- _Data for analysis_
-------

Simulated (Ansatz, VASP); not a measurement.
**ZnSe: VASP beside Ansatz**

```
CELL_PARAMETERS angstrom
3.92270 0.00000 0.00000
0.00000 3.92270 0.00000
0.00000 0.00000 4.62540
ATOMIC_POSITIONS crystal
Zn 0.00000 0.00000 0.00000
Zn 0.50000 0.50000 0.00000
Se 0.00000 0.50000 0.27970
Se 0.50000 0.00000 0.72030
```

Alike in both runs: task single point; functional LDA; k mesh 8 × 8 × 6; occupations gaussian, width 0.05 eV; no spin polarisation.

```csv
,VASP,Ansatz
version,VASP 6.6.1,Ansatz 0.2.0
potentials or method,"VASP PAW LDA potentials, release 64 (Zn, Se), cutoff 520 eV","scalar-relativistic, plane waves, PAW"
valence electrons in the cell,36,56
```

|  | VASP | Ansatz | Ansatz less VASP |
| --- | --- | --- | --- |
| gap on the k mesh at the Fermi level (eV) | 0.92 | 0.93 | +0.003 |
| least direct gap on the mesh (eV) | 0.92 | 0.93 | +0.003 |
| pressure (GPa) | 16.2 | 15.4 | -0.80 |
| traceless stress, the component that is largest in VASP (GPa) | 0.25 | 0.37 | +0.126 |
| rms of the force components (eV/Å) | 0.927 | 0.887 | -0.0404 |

-------

- _Action item_
The entire listing must be repeated without a single change.

- _Exercise result_
Simulated (Ansatz, VASP); not a measurement.
**ZnSe: VASP beside Ansatz**

```
CELL_PARAMETERS angstrom
3.92270 0.00000 0.00000
0.00000 3.92270 0.00000
0.00000 0.00000 4.62540
ATOMIC_POSITIONS crystal
Zn 0.00000 0.00000 0.00000
Zn 0.50000 0.50000 0.00000
Se 0.00000 0.50000 0.27970
Se 0.50000 0.00000 0.72030
```

Alike in both runs: task single point; functional LDA; k mesh 8 × 8 × 6; occupations gaussian, width 0.05 eV; no spin polarisation.

```csv
,VASP,Ansatz
version,VASP 6.6.1,Ansatz 0.2.0
potentials or method,"VASP PAW LDA potentials, release 64 (Zn, Se), cutoff 520 eV","scalar-relativistic, plane waves, PAW"
valence electrons in the cell,36,56
```

|  | VASP | Ansatz | Ansatz less VASP |
| --- | --- | --- | --- |
| gap on the k mesh at the Fermi level (eV) | 0.92 | 0.93 | +0.003 |
| least direct gap on the mesh (eV) | 0.92 | 0.93 | +0.003 |
| pressure (GPa) | 16.2 | 15.4 | -0.80 |
| traceless stress, the component that is largest in VASP (GPa) | 0.25 | 0.37 | +0.126 |
| rms of the force components (eV/Å) | 0.927 | 0.887 | -0.0404 |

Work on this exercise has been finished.